Information supplied Start Marker
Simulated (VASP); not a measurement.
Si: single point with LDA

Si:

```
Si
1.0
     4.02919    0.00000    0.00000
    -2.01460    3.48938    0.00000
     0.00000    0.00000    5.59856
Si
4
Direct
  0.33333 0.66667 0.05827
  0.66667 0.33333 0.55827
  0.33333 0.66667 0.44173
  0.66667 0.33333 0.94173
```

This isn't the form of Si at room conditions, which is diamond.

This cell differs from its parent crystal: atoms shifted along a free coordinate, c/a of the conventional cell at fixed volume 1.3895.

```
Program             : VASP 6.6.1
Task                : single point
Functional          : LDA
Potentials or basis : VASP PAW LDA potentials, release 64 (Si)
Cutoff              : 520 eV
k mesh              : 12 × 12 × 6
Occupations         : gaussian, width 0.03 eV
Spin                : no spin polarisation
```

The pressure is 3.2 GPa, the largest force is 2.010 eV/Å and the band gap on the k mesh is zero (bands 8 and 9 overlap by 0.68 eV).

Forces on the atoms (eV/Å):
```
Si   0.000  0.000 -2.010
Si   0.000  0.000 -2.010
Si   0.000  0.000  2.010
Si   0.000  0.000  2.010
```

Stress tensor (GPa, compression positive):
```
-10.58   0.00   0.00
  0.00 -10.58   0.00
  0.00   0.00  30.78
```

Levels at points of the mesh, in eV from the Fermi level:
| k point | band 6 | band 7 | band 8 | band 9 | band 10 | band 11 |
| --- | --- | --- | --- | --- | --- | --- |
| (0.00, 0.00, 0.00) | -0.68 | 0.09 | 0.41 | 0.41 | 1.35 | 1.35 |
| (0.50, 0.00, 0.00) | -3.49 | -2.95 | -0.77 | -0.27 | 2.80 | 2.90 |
Information supplied End Marker

- [Exercise]: Repeat the entries verbatim through the line with "This isn't the".

- [Reply]:
Simulated (VASP); not a measurement.
Si: single point with LDA

Si:

```
Si
1.0
     4.02919    0.00000    0.00000
    -2.01460    3.48938    0.00000
     0.00000    0.00000    5.59856
Si
4
Direct
  0.33333 0.66667 0.05827
  0.66667 0.33333 0.55827
  0.33333 0.66667 0.44173
  0.66667 0.33333 0.94173
```

This isn't the form of Si at room conditions, which is diamond.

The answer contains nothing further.